=====

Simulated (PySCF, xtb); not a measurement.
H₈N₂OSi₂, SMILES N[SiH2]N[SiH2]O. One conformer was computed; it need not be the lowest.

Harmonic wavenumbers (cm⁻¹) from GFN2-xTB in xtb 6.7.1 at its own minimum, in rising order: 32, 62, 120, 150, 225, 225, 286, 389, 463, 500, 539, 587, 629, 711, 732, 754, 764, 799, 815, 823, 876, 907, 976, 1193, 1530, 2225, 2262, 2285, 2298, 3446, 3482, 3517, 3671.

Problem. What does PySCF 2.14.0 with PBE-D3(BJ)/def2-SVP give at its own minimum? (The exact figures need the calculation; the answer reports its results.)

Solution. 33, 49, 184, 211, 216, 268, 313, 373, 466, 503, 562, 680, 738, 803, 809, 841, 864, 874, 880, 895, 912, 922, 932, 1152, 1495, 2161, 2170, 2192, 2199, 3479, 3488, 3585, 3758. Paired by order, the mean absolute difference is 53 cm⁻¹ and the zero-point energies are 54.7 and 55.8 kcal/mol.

=====

Work item>
Begin at the line that has "Harmonic wavenumbers (cm⁻¹)" in the entries above; stop after the line that has "Problem. What does". Transcribe exactly those lines and no others.

Your response>
Harmonic wavenumbers (cm⁻¹) from GFN2-xTB in xtb 6.7.1 at its own minimum, in rising order: 32, 62, 120, 150, 225, 225, 286, 389, 463, 500, 539, 587, 629, 711, 732, 754, 764, 799, 815, 823, 876, 907, 976, 1193, 1530, 2225, 2262, 2285, 2298, 3446, 3482, 3517, 3671.

Problem. What does PySCF 2.14.0 with PBE-D3(BJ)/def2-SVP give at its own minimum? (The exact figures need the calculation; the answer reports its results.)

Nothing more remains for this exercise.